##############################

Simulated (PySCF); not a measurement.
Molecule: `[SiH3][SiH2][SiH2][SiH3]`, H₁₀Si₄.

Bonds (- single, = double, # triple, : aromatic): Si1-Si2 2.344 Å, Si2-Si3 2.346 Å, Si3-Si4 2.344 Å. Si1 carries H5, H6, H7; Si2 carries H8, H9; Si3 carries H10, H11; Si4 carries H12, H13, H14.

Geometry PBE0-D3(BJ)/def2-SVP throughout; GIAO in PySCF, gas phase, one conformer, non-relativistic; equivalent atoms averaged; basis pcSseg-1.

##############################

(ASSIGNED TASK)
Every line above should be printed again exactly as it stands.

(EXERCISE ANSWER)
Simulated (PySCF); not a measurement.
Molecule: `[SiH3][SiH2][SiH2][SiH3]`, H₁₀Si₄.

Bonds (- single, = double, # triple, : aromatic): Si1-Si2 2.344 Å, Si2-Si3 2.346 Å, Si3-Si4 2.344 Å. Si1 carries H5, H6, H7; Si2 carries H8, H9; Si3 carries H10, H11; Si4 carries H12, H13, H14.

Geometry PBE0-D3(BJ)/def2-SVP throughout; GIAO in PySCF, gas phase, one conformer, non-relativistic; equivalent atoms averaged; basis pcSseg-1.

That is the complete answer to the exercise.